**Work request**
Only the lines below, from the one with "Computed with plane-wave" through the one with "Measured bulk modulus", are to be written out, exactly.

---+---

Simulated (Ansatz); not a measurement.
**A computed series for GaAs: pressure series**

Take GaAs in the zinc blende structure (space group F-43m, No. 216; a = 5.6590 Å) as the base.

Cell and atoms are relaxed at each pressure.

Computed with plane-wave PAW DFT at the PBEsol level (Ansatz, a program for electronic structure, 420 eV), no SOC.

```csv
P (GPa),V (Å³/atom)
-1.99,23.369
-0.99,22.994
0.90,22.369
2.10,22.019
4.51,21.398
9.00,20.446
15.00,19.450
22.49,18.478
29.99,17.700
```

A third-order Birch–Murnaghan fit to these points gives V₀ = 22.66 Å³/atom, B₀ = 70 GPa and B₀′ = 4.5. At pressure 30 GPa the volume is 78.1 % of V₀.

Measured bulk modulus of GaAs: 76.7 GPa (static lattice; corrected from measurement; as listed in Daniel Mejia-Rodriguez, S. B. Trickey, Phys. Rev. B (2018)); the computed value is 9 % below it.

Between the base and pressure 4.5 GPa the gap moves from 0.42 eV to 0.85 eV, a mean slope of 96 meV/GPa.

---+---

**Solution**
Computed with plane-wave PAW DFT at the PBEsol level (Ansatz, a program for electronic structure, 420 eV), no SOC.

```csv
P (GPa),V (Å³/atom)
-1.99,23.369
-0.99,22.994
0.90,22.369
2.10,22.019
4.51,21.398
9.00,20.446
15.00,19.450
22.49,18.478
29.99,17.700
```

A third-order Birch–Murnaghan fit to these points gives V₀ = 22.66 Å³/atom, B₀ = 70 GPa and B₀′ = 4.5. At pressure 30 GPa the volume is 78.1 % of V₀.

Measured bulk modulus of GaAs: 76.7 GPa (static lattice; corrected from measurement; as listed in Daniel Mejia-Rodriguez, S. B. Trickey, Phys. Rev. B (2018)); the computed value is 9 % below it.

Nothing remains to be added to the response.